Information given START
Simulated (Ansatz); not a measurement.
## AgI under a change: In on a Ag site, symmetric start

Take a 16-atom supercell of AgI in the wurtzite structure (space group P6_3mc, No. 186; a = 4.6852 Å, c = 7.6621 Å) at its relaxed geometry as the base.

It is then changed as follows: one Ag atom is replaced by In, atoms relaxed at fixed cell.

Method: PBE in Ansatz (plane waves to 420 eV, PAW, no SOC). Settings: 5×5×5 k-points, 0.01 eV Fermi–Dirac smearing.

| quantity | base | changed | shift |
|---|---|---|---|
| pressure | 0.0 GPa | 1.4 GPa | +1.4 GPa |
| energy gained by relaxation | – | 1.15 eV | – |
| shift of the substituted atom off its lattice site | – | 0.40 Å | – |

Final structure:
Information given END

All that should appear in the response is the run of lines from the first line of the entries through the line containing "Take a 16-atom", copied exactly.

Simulated (Ansatz); not a measurement.
## AgI under a change: In on a Ag site, symmetric start

Take a 16-atom supercell of AgI in the wurtzite structure (space group P6_3mc, No. 186; a = 4.6852 Å, c = 7.6621 Å) at its relaxed geometry as the base.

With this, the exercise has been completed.